....

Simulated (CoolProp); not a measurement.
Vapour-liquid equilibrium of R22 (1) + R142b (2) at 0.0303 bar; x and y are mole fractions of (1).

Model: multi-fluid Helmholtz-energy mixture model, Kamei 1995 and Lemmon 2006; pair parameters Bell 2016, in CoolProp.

....

■ Work order ■
The expected response reproduces all of the data precisely.

■ Exercise result ■
Simulated (CoolProp); not a measurement.
Vapour-liquid equilibrium of R22 (1) + R142b (2) at 0.0303 bar; x and y are mole fractions of (1).

Model: multi-fluid Helmholtz-energy mixture model, Kamei 1995 and Lemmon 2006; pair parameters Bell 2016, in CoolProp.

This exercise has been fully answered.